[[ Supplied material open ]]

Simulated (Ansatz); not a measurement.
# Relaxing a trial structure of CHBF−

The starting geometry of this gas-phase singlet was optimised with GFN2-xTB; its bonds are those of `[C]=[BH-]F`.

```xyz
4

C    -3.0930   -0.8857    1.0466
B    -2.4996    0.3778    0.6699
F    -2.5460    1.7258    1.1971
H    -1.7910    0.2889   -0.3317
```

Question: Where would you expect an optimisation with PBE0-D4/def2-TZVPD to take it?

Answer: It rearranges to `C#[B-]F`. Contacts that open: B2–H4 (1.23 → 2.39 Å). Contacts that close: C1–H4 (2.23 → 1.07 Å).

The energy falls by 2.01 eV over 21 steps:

[[ Supplied material closed ]]

Would you output every line of the listing exactly as given?

> **Problem solution**:
Simulated (Ansatz); not a measurement.
# Relaxing a trial structure of CHBF−

The starting geometry of this gas-phase singlet was optimised with GFN2-xTB; its bonds are those of `[C]=[BH-]F`.

```xyz
4

C    -3.0930   -0.8857    1.0466
B    -2.4996    0.3778    0.6699
F    -2.5460    1.7258    1.1971
H    -1.7910    0.2889   -0.3317
```

Question: Where would you expect an optimisation with PBE0-D4/def2-TZVPD to take it?

Answer: It rearranges to `C#[B-]F`. Contacts that open: B2–H4 (1.23 → 2.39 Å). Contacts that close: C1–H4 (2.23 → 1.07 Å).

The energy falls by 2.01 eV over 21 steps:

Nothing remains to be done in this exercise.